■ **EXERCISE**
Could you set down exactly the lines in the records below between the line holding "172°, C2–C3–C5–F6 178°" and the line holding "Answer: B (0.0), A (3.3).", inclusive?

(ENTRIES SUPPLIED begins)

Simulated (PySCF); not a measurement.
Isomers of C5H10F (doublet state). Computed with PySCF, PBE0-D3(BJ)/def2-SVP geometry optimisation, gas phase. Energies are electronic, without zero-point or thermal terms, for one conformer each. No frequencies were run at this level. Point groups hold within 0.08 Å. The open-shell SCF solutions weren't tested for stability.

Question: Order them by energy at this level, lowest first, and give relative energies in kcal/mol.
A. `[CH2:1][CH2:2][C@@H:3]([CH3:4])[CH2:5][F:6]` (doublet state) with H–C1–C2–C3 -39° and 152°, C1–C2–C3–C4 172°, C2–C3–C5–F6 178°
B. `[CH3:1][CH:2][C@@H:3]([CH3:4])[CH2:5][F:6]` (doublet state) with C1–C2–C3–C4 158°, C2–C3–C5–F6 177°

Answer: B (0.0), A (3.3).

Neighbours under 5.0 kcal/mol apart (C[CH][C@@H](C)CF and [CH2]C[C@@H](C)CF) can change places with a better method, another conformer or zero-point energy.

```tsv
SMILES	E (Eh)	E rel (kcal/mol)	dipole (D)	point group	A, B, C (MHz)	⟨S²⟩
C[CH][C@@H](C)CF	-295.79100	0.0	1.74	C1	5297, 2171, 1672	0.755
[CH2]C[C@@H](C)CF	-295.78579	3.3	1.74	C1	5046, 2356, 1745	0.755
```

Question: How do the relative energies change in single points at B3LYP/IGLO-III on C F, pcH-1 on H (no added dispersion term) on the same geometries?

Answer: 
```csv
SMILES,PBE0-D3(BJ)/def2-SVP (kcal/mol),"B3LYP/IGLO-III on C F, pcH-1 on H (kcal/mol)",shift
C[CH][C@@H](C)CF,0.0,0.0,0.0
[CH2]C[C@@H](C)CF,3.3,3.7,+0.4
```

(ENTRIES SUPPLIED ends)

■ **EXERCISE ANSWER**
A. `[CH2:1][CH2:2][C@@H:3]([CH3:4])[CH2:5][F:6]` (doublet state) with H–C1–C2–C3 -39° and 152°, C1–C2–C3–C4 172°, C2–C3–C5–F6 178°
B. `[CH3:1][CH:2][C@@H:3]([CH3:4])[CH2:5][F:6]` (doublet state) with C1–C2–C3–C4 158°, C2–C3–C5–F6 177°

Answer: B (0.0), A (3.3).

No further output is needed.